:: Exercise ::
Write out again, exactly, the lines of the listing below from the first one through the one that contains "149.5 | 312.9 |", and no other lines.

BEGIN Data

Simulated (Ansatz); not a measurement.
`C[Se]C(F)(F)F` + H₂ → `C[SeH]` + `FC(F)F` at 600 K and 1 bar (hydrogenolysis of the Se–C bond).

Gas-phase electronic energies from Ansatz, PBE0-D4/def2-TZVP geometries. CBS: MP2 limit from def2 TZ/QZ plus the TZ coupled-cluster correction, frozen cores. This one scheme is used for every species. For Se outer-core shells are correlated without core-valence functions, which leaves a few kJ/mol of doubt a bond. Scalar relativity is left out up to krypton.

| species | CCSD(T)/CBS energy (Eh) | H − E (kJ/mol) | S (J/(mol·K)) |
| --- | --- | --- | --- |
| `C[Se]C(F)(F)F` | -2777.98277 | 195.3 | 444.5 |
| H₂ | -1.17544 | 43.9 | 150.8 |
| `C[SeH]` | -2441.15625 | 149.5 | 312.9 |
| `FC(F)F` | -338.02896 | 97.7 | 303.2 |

END Data

:: Written answer ::
Simulated (Ansatz); not a measurement.
`C[Se]C(F)(F)F` + H₂ → `C[SeH]` + `FC(F)F` at 600 K and 1 bar (hydrogenolysis of the Se–C bond).

Gas-phase electronic energies from Ansatz, PBE0-D4/def2-TZVP geometries. CBS: MP2 limit from def2 TZ/QZ plus the TZ coupled-cluster correction, frozen cores. This one scheme is used for every species. For Se outer-core shells are correlated without core-valence functions, which leaves a few kJ/mol of doubt a bond. Scalar relativity is left out up to krypton.

| species | CCSD(T)/CBS energy (Eh) | H − E (kJ/mol) | S (J/(mol·K)) |
| --- | --- | --- | --- |
| `C[Se]C(F)(F)F` | -2777.98277 | 195.3 | 444.5 |
| H₂ | -1.17544 | 43.9 | 150.8 |
| `C[SeH]` | -2441.15625 | 149.5 | 312.9 |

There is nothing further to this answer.